SUPPLIED ENTRIES:
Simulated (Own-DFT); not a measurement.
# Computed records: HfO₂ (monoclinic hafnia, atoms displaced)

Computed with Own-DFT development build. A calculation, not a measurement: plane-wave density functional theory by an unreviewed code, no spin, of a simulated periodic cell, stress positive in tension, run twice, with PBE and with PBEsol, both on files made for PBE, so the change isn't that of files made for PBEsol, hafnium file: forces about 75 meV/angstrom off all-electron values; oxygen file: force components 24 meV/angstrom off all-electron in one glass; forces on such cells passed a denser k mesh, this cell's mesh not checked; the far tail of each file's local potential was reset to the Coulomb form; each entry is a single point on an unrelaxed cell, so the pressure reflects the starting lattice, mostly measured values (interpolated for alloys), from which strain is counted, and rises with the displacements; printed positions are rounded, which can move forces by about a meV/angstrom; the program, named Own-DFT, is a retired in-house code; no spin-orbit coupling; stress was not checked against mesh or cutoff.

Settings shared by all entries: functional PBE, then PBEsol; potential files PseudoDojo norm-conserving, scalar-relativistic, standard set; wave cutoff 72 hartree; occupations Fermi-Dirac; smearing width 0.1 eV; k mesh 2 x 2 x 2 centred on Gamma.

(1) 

ACTIVITY:
Your job is to print all of the material again, word for word.

ANSWER BOX:
Simulated (Own-DFT); not a measurement.
# Computed records: HfO₂ (monoclinic hafnia, atoms displaced)

Computed with Own-DFT development build. A calculation, not a measurement: plane-wave density functional theory by an unreviewed code, no spin, of a simulated periodic cell, stress positive in tension, run twice, with PBE and with PBEsol, both on files made for PBE, so the change isn't that of files made for PBEsol, hafnium file: forces about 75 meV/angstrom off all-electron values; oxygen file: force components 24 meV/angstrom off all-electron in one glass; forces on such cells passed a denser k mesh, this cell's mesh not checked; the far tail of each file's local potential was reset to the Coulomb form; each entry is a single point on an unrelaxed cell, so the pressure reflects the starting lattice, mostly measured values (interpolated for alloys), from which strain is counted, and rises with the displacements; printed positions are rounded, which can move forces by about a meV/angstrom; the program, named Own-DFT, is a retired in-house code; no spin-orbit coupling; stress was not checked against mesh or cutoff.

Settings shared by all entries: functional PBE, then PBEsol; potential files PseudoDojo norm-conserving, scalar-relativistic, standard set; wave cutoff 72 hartree; occupations Fermi-Dirac; smearing width 0.1 eV; k mesh 2 x 2 x 2 centred on Gamma.

(1) 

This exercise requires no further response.